### Supplied information
BEGIN
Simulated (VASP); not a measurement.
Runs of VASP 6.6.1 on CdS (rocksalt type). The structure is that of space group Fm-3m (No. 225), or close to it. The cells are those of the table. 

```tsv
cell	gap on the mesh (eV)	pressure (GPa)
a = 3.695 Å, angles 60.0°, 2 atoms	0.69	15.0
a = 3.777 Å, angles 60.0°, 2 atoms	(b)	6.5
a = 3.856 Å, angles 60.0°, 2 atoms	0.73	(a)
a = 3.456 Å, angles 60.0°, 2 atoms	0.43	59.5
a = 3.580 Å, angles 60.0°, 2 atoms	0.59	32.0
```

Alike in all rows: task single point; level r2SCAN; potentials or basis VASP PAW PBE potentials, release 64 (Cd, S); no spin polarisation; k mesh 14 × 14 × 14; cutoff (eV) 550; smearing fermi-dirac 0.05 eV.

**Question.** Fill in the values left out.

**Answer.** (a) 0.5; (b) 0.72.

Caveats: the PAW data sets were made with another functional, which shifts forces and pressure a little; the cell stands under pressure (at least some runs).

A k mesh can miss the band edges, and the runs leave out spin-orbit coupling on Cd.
END

### Requirement
Restate verbatim all lines from the start of the data through the line containing "Caveats: the PAW", with both ends kept.

### Worked solution
Simulated (VASP); not a measurement.
Runs of VASP 6.6.1 on CdS (rocksalt type). The structure is that of space group Fm-3m (No. 225), or close to it. The cells are those of the table. 

```tsv
cell	gap on the mesh (eV)	pressure (GPa)
a = 3.695 Å, angles 60.0°, 2 atoms	0.69	15.0
a = 3.777 Å, angles 60.0°, 2 atoms	(b)	6.5
a = 3.856 Å, angles 60.0°, 2 atoms	0.73	(a)
a = 3.456 Å, angles 60.0°, 2 atoms	0.43	59.5
a = 3.580 Å, angles 60.0°, 2 atoms	0.59	32.0
```

Alike in all rows: task single point; level r2SCAN; potentials or basis VASP PAW PBE potentials, release 64 (Cd, S); no spin polarisation; k mesh 14 × 14 × 14; cutoff (eV) 550; smearing fermi-dirac 0.05 eV.

**Question.** Fill in the values left out.

**Answer.** (a) 0.5; (b) 0.72.

Caveats: the PAW data sets were made with another functional, which shifts forces and pressure a little; the cell stands under pressure (at least some runs).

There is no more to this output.